Output a verbatim copy of the data, cut off after the line that contains "The refractive index".

■ ■ ■ ■ ■

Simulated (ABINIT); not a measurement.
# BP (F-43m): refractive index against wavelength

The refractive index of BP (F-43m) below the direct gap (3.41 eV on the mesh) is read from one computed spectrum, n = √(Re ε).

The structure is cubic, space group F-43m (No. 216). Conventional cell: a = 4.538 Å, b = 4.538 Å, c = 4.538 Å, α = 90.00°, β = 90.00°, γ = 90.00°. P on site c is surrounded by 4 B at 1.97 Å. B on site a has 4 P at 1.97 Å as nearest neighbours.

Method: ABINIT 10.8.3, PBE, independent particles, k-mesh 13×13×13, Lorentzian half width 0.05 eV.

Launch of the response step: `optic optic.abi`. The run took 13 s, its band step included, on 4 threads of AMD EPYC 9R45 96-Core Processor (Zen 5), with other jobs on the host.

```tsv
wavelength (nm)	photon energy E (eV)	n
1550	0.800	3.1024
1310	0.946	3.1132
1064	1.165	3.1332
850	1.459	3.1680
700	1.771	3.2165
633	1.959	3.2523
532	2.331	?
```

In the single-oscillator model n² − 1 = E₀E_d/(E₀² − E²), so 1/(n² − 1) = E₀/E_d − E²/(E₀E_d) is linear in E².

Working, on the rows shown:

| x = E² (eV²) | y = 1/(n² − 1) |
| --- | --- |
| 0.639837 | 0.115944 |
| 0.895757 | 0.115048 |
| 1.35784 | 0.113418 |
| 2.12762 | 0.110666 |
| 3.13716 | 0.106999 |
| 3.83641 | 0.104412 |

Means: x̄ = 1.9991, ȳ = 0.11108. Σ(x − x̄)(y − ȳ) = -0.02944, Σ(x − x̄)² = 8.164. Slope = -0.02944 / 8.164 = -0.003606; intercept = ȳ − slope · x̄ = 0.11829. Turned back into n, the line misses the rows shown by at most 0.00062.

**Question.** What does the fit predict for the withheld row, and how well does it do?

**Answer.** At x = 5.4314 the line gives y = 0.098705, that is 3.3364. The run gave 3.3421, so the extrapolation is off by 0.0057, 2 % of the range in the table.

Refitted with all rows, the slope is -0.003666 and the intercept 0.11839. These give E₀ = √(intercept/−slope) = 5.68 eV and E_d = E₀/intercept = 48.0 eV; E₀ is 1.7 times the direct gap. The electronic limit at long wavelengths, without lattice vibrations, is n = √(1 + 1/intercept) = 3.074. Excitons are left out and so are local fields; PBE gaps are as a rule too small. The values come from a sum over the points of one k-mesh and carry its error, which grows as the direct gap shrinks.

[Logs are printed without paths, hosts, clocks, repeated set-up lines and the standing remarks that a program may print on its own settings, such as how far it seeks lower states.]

■ ■ ■ ■ ■

Task answer:
Simulated (ABINIT); not a measurement.
# BP (F-43m): refractive index against wavelength

The refractive index of BP (F-43m) below the direct gap (3.41 eV on the mesh) is read from one computed spectrum, n = √(Re ε).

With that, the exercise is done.